◆ REQUIRED ACTION ◆
In the entries below, find the line with "Gas mixture: 26.9" and the line with "Cantera's kinetic-theory transport". Print those two and everything between them exactly, and nothing else.

◆ EXCERPTED RECORDS ◆
⁂

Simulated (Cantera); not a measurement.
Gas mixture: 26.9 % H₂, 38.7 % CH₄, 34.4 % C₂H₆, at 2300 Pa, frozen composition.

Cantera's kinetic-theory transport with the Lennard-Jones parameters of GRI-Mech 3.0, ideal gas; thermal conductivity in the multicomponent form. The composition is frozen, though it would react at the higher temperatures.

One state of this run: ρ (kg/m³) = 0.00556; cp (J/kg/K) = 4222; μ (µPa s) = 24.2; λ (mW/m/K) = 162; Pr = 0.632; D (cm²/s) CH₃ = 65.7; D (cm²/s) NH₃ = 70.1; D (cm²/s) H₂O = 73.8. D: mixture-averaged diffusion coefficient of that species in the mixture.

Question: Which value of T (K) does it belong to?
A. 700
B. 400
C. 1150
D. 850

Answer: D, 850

⁂

◆ RESULT ◆
Gas mixture: 26.9 % H₂, 38.7 % CH₄, 34.4 % C₂H₆, at 2300 Pa, frozen composition.

Cantera's kinetic-theory transport with the Lennard-Jones parameters of GRI-Mech 3.0, ideal gas; thermal conductivity in the multicomponent form. The composition is frozen, though it would react at the higher temperatures.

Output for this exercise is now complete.